ACTIVITY –
In the records below, begin at the line that has "Hardware: Arm Neoverse" and stop after the line that has "Problem. How much"; quote those lines verbatim and nothing more.

EXTRACTED MATERIAL –
%%

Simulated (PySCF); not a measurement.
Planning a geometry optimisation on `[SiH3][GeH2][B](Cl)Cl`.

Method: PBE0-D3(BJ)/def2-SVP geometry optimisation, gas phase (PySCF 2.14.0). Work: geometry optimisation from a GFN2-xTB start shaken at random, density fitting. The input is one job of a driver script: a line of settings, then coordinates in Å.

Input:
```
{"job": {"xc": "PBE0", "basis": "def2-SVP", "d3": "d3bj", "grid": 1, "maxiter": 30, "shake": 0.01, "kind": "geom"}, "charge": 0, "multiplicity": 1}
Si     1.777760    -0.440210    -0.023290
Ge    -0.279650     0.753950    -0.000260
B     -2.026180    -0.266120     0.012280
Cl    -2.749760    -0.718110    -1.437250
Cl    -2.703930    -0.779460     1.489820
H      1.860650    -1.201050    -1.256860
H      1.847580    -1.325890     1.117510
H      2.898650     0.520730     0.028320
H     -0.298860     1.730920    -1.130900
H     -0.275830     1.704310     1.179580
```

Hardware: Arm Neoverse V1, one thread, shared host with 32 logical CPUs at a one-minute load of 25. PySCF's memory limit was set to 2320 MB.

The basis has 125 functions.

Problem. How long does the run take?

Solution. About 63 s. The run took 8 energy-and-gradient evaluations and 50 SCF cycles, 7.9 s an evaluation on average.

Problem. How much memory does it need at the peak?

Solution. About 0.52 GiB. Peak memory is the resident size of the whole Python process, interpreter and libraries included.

%%

WRITTEN SOLUTION –
Hardware: Arm Neoverse V1, one thread, shared host with 32 logical CPUs at a one-minute load of 25. PySCF's memory limit was set to 2320 MB.

The basis has 125 functions.

Problem. How long does the run take?

Solution. About 63 s. The run took 8 energy-and-gradient evaluations and 50 SCF cycles, 7.9 s an evaluation on average.

Problem. How much memory does it need at the peak?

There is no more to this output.